===== Extracted entries =====
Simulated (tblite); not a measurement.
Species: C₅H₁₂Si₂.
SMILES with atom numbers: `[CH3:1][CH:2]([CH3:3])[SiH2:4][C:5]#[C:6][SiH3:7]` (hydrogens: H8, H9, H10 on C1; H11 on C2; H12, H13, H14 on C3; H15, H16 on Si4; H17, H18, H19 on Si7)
=====

> **Work request**
Copy out all the entries exactly once more.

> **Expected answer**
Simulated (tblite); not a measurement.
Species: C₅H₁₂Si₂.
SMILES with atom numbers: `[CH3:1][CH:2]([CH3:3])[SiH2:4][C:5]#[C:6][SiH3:7]` (hydrogens: H8, H9, H10 on C1; H11 on C2; H12, H13, H14 on C3; H15, H16 on Si4; H17, H18, H19 on Si7)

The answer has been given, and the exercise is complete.